────────────────────────────────────────

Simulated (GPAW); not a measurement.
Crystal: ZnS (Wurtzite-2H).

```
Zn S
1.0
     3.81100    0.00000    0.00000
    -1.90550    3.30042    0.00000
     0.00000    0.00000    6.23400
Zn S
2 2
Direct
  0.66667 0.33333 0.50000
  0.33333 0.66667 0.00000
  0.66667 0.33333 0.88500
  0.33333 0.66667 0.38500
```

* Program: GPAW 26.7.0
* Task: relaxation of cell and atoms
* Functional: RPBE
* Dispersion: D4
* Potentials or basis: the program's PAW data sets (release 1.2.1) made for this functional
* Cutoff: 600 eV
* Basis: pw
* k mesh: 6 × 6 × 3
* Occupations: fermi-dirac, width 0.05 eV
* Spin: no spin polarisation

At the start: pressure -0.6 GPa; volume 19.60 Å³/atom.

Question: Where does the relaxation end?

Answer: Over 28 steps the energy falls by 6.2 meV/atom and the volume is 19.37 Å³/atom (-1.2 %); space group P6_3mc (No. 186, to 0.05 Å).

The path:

────────────────────────────────────────

ASSIGNED TASK:
Would you retype the full listing without altering a single word?

EXERCISE RESPONSE:
Simulated (GPAW); not a measurement.
Crystal: ZnS (Wurtzite-2H).

```
Zn S
1.0
     3.81100    0.00000    0.00000
    -1.90550    3.30042    0.00000
     0.00000    0.00000    6.23400
Zn S
2 2
Direct
  0.66667 0.33333 0.50000
  0.33333 0.66667 0.00000
  0.66667 0.33333 0.88500
  0.33333 0.66667 0.38500
```

* Program: GPAW 26.7.0
* Task: relaxation of cell and atoms
* Functional: RPBE
* Dispersion: D4
* Potentials or basis: the program's PAW data sets (release 1.2.1) made for this functional
* Cutoff: 600 eV
* Basis: pw
* k mesh: 6 × 6 × 3
* Occupations: fermi-dirac, width 0.05 eV
* Spin: no spin polarisation

At the start: pressure -0.6 GPa; volume 19.60 Å³/atom.

Question: Where does the relaxation end?

Answer: Over 28 steps the energy falls by 6.2 meV/atom and the volume is 19.37 Å³/atom (-1.2 %); space group P6_3mc (No. 186, to 0.05 Å).

The path:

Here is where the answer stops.